Work task
Exactly as they appear, restate the lines of the material, from the first through the one containing "NaRu3, 4 atoms".

Supplied records Block Start

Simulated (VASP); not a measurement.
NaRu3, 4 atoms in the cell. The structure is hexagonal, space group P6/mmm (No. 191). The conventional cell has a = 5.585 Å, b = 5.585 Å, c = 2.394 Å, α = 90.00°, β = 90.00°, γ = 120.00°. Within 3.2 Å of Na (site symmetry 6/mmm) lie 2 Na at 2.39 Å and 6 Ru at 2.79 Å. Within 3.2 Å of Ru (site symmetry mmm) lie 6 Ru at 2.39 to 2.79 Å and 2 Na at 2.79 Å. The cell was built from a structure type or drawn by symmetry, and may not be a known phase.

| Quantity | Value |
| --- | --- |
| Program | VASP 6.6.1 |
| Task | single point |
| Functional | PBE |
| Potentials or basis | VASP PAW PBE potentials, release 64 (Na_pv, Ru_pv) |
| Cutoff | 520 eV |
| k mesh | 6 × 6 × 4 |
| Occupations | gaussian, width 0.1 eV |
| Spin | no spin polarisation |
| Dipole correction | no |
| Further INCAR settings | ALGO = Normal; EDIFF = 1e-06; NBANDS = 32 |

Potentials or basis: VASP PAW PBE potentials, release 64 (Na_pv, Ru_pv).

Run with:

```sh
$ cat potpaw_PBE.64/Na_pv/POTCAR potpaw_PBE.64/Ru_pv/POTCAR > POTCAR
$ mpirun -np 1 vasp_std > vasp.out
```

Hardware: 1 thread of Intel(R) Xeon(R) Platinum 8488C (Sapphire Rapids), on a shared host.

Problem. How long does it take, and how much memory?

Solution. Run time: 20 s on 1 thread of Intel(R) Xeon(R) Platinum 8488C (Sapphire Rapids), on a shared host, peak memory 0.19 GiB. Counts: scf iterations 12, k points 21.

Supplied records Block End

Answer section
Simulated (VASP); not a measurement.
NaRu3, 4 atoms in the cell. The structure is hexagonal, space group P6/mmm (No. 191). The conventional cell has a = 5.585 Å, b = 5.585 Å, c = 2.394 Å, α = 90.00°, β = 90.00°, γ = 120.00°. Within 3.2 Å of Na (site symmetry 6/mmm) lie 2 Na at 2.39 Å and 6 Ru at 2.79 Å. Within 3.2 Å of Ru (site symmetry mmm) lie 6 Ru at 2.39 to 2.79 Å and 2 Na at 2.79 Å. The cell was built from a structure type or drawn by symmetry, and may not be a known phase.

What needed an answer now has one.